**Work instruction:** Output exactly, with nothing added, the entries from the first line through the line with "Principal values of".

==========

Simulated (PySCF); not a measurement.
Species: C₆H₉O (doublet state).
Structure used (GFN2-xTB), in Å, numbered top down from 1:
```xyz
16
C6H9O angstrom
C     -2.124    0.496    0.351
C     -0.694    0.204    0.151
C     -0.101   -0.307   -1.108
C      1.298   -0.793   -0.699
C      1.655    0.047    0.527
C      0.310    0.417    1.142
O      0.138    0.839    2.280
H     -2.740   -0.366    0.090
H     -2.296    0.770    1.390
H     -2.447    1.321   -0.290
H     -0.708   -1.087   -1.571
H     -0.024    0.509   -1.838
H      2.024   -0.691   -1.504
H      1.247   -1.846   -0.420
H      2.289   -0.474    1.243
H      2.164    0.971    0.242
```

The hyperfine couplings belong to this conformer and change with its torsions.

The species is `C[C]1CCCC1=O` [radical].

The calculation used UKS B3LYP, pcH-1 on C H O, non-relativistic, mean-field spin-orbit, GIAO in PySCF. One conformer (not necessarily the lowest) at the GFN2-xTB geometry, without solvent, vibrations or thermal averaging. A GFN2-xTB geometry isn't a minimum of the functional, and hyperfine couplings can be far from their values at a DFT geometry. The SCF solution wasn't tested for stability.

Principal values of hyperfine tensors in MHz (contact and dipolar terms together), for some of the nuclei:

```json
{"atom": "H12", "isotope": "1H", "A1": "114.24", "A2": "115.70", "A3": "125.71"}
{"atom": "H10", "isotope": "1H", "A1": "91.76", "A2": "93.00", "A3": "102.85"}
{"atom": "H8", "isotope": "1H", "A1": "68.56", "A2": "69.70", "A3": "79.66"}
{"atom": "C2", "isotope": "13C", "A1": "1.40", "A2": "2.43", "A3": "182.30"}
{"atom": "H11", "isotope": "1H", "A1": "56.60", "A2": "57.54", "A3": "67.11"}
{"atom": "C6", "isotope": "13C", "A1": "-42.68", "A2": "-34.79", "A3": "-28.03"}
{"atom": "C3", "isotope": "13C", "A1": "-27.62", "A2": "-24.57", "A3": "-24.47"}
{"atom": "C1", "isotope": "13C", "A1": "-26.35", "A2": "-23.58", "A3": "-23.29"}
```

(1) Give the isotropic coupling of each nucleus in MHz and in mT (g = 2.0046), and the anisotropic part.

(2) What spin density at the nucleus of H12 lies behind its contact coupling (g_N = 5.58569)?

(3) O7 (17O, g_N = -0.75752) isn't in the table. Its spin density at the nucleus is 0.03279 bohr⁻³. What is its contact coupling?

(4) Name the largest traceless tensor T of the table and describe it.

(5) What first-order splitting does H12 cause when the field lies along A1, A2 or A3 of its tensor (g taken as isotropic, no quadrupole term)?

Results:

==========

**Exercise output:**
Simulated (PySCF); not a measurement.
Species: C₆H₉O (doublet state).
Structure used (GFN2-xTB), in Å, numbered top down from 1:
```xyz
16
C6H9O angstrom
C     -2.124    0.496    0.351
C     -0.694    0.204    0.151
C     -0.101   -0.307   -1.108
C      1.298   -0.793   -0.699
C      1.655    0.047    0.527
C      0.310    0.417    1.142
O      0.138    0.839    2.280
H     -2.740   -0.366    0.090
H     -2.296    0.770    1.390
H     -2.447    1.321   -0.290
H     -0.708   -1.087   -1.571
H     -0.024    0.509   -1.838
H      2.024   -0.691   -1.504
H      1.247   -1.846   -0.420
H      2.289   -0.474    1.243
H      2.164    0.971    0.242
```

The hyperfine couplings belong to this conformer and change with its torsions.

The species is `C[C]1CCCC1=O` [radical].

The calculation used UKS B3LYP, pcH-1 on C H O, non-relativistic, mean-field spin-orbit, GIAO in PySCF. One conformer (not necessarily the lowest) at the GFN2-xTB geometry, without solvent, vibrations or thermal averaging. A GFN2-xTB geometry isn't a minimum of the functional, and hyperfine couplings can be far from their values at a DFT geometry. The SCF solution wasn't tested for stability.

Principal values of hyperfine tensors in MHz (contact and dipolar terms together), for some of the nuclei:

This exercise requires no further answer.